> _Exercise_:
Only the lines from the opening of the material through the one containing "It was reached" should be reproduced, each exactly as it stands.

> _Provided information_:
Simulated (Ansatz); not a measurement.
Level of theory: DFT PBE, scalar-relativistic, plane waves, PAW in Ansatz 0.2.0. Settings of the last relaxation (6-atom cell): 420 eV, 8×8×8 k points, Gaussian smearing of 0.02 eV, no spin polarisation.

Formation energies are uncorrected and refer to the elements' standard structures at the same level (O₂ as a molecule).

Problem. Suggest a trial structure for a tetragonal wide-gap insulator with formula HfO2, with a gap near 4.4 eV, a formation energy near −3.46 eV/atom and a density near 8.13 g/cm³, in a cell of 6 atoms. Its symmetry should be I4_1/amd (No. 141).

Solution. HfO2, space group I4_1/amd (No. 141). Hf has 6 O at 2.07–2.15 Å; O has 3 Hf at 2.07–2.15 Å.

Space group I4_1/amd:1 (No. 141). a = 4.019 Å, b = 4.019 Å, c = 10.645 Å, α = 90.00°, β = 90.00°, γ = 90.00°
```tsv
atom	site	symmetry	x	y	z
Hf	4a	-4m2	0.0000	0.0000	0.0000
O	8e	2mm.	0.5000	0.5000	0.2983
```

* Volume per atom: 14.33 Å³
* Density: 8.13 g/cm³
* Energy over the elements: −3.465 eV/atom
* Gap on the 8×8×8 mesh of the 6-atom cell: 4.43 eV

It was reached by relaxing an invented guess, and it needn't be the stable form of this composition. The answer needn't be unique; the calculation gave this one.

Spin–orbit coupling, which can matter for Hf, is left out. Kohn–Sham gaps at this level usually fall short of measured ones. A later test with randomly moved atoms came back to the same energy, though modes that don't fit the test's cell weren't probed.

> _Exercise response_:
Simulated (Ansatz); not a measurement.
Level of theory: DFT PBE, scalar-relativistic, plane waves, PAW in Ansatz 0.2.0. Settings of the last relaxation (6-atom cell): 420 eV, 8×8×8 k points, Gaussian smearing of 0.02 eV, no spin polarisation.

Formation energies are uncorrected and refer to the elements' standard structures at the same level (O₂ as a molecule).

Problem. Suggest a trial structure for a tetragonal wide-gap insulator with formula HfO2, with a gap near 4.4 eV, a formation energy near −3.46 eV/atom and a density near 8.13 g/cm³, in a cell of 6 atoms. Its symmetry should be I4_1/amd (No. 141).

Solution. HfO2, space group I4_1/amd (No. 141). Hf has 6 O at 2.07–2.15 Å; O has 3 Hf at 2.07–2.15 Å.

Space group I4_1/amd:1 (No. 141). a = 4.019 Å, b = 4.019 Å, c = 10.645 Å, α = 90.00°, β = 90.00°, γ = 90.00°
```tsv
atom	site	symmetry	x	y	z
Hf	4a	-4m2	0.0000	0.0000	0.0000
O	8e	2mm.	0.5000	0.5000	0.2983
```

* Volume per atom: 14.33 Å³
* Density: 8.13 g/cm³
* Energy over the elements: −3.465 eV/atom
* Gap on the 8×8×8 mesh of the 6-atom cell: 4.43 eV

It was reached by relaxing an invented guess, and it needn't be the stable form of this composition. The answer needn't be unique; the calculation gave this one.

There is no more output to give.